EXERCISE
Restate the entries word for word, omitting nothing.

ENTRIES SHOWN
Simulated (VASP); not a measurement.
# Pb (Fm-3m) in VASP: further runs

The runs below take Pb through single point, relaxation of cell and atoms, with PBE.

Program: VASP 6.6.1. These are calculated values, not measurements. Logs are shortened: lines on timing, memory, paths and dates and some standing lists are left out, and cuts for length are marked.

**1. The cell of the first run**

EXPECTED ANSWER
Simulated (VASP); not a measurement.
# Pb (Fm-3m) in VASP: further runs

The runs below take Pb through single point, relaxation of cell and atoms, with PBE.

Program: VASP 6.6.1. These are calculated values, not measurements. Logs are shortened: lines on timing, memory, paths and dates and some standing lists are left out, and cuts for length are marked.

**1. The cell of the first run**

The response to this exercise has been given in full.